GIVEN DATA ::
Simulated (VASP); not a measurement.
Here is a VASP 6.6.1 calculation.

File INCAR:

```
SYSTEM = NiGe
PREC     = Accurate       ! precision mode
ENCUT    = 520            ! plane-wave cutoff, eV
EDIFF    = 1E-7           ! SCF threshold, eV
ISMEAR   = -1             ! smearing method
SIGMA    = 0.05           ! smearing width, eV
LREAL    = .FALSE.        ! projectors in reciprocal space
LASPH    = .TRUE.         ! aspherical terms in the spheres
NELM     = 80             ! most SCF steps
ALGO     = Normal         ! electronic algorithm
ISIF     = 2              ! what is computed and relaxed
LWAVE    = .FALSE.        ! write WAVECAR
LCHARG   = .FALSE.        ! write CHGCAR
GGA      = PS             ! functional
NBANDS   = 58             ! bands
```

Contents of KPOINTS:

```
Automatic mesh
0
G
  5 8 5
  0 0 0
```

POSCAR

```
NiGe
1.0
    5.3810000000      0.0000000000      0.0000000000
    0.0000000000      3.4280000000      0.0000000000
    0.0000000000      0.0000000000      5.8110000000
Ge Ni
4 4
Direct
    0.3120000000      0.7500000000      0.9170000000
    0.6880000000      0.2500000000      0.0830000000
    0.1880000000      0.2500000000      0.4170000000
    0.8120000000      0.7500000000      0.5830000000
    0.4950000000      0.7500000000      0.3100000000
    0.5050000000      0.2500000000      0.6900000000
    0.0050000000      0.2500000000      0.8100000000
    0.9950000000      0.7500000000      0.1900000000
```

ASSIGNED TASK :: Everything above must be retyped. Keep each record exactly the same.

EXERCISE OUTPUT ::
Simulated (VASP); not a measurement.
Here is a VASP 6.6.1 calculation.

File INCAR:

```
SYSTEM = NiGe
PREC     = Accurate       ! precision mode
ENCUT    = 520            ! plane-wave cutoff, eV
EDIFF    = 1E-7           ! SCF threshold, eV
ISMEAR   = -1             ! smearing method
SIGMA    = 0.05           ! smearing width, eV
LREAL    = .FALSE.        ! projectors in reciprocal space
LASPH    = .TRUE.         ! aspherical terms in the spheres
NELM     = 80             ! most SCF steps
ALGO     = Normal         ! electronic algorithm
ISIF     = 2              ! what is computed and relaxed
LWAVE    = .FALSE.        ! write WAVECAR
LCHARG   = .FALSE.        ! write CHGCAR
GGA      = PS             ! functional
NBANDS   = 58             ! bands
```

Contents of KPOINTS:

```
Automatic mesh
0
G
  5 8 5
  0 0 0
```

POSCAR

```
NiGe
1.0
    5.3810000000      0.0000000000      0.0000000000
    0.0000000000      3.4280000000      0.0000000000
    0.0000000000      0.0000000000      5.8110000000
Ge Ni
4 4
Direct
    0.3120000000      0.7500000000      0.9170000000
    0.6880000000      0.2500000000      0.0830000000
    0.1880000000      0.2500000000      0.4170000000
    0.8120000000      0.7500000000      0.5830000000
    0.4950000000      0.7500000000      0.3100000000
    0.5050000000      0.2500000000      0.6900000000
    0.0050000000      0.2500000000      0.8100000000
    0.9950000000      0.7500000000      0.1900000000
```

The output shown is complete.